▶ _PROVIDED MATERIAL_:
-=-=-=-=-

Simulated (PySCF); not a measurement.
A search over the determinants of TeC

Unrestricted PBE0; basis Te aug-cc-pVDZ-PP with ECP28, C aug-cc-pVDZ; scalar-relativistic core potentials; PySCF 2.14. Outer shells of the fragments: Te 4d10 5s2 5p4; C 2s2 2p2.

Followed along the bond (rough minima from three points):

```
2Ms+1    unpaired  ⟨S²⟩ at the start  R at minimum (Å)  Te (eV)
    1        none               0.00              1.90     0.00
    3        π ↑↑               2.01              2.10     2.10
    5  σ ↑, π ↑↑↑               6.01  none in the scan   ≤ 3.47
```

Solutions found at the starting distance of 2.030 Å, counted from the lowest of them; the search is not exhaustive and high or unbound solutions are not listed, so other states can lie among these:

-=-=-=-=-

▶ _BRIEF_:
Copy out the whole listing exactly as written.

▶ _WRITTEN RESPONSE_:
Simulated (PySCF); not a measurement.
A search over the determinants of TeC

Unrestricted PBE0; basis Te aug-cc-pVDZ-PP with ECP28, C aug-cc-pVDZ; scalar-relativistic core potentials; PySCF 2.14. Outer shells of the fragments: Te 4d10 5s2 5p4; C 2s2 2p2.

Followed along the bond (rough minima from three points):

```
2Ms+1    unpaired  ⟨S²⟩ at the start  R at minimum (Å)  Te (eV)
    1        none               0.00              1.90     0.00
    3        π ↑↑               2.01              2.10     2.10
    5  σ ↑, π ↑↑↑               6.01  none in the scan   ≤ 3.47
```

Solutions found at the starting distance of 2.030 Å, counted from the lowest of them; the search is not exhaustive and high or unbound solutions are not listed, so other states can lie among these:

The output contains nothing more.